Information:
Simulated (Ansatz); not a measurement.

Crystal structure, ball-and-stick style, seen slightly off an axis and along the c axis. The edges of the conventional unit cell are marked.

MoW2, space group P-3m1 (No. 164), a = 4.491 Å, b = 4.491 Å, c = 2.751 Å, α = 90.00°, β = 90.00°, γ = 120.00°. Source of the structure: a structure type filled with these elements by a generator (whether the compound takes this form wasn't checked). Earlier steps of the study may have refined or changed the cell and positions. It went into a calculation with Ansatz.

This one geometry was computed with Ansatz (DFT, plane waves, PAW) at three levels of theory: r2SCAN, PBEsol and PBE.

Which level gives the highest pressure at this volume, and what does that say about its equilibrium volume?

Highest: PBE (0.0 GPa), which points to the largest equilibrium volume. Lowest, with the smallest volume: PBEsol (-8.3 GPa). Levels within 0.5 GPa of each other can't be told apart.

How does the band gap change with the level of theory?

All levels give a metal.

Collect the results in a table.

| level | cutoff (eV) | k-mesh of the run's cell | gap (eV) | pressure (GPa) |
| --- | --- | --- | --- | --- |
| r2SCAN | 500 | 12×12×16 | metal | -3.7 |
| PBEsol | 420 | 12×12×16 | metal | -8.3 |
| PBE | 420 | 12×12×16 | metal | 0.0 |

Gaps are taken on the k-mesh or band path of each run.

Activity: Would you please reproduce the records above exactly, only from their first line through the line holding "Crystal structure, ball-and-stick", with both ends included?

Task result:
Simulated (Ansatz); not a measurement.

Crystal structure, ball-and-stick style, seen slightly off an axis and along the c axis. The edges of the conventional unit cell are marked.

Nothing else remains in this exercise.